WORK INSTRUCTION:
The answer should consist of all the records, written out word for word.

Start of THE DATA

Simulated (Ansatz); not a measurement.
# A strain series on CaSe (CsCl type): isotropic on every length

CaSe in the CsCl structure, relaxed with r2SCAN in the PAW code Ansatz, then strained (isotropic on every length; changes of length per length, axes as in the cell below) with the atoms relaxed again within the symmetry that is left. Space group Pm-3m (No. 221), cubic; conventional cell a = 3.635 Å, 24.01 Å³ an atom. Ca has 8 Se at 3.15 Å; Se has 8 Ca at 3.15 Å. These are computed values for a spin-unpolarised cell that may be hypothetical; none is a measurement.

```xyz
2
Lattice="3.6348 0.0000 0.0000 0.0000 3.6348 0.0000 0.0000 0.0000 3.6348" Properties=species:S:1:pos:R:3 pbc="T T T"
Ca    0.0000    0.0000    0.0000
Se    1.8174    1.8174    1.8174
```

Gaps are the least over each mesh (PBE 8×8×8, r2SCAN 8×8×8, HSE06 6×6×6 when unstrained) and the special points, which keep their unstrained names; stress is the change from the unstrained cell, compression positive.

End of THE DATA

WRITTEN REPLY:
Simulated (Ansatz); not a measurement.
# A strain series on CaSe (CsCl type): isotropic on every length

CaSe in the CsCl structure, relaxed with r2SCAN in the PAW code Ansatz, then strained (isotropic on every length; changes of length per length, axes as in the cell below) with the atoms relaxed again within the symmetry that is left. Space group Pm-3m (No. 221), cubic; conventional cell a = 3.635 Å, 24.01 Å³ an atom. Ca has 8 Se at 3.15 Å; Se has 8 Ca at 3.15 Å. These are computed values for a spin-unpolarised cell that may be hypothetical; none is a measurement.

```xyz
2
Lattice="3.6348 0.0000 0.0000 0.0000 3.6348 0.0000 0.0000 0.0000 3.6348" Properties=species:S:1:pos:R:3 pbc="T T T"
Ca    0.0000    0.0000    0.0000
Se    1.8174    1.8174    1.8174
```

Gaps are the least over each mesh (PBE 8×8×8, r2SCAN 8×8×8, HSE06 6×6×6 when unstrained) and the special points, which keep their unstrained names; stress is the change from the unstrained cell, compression positive.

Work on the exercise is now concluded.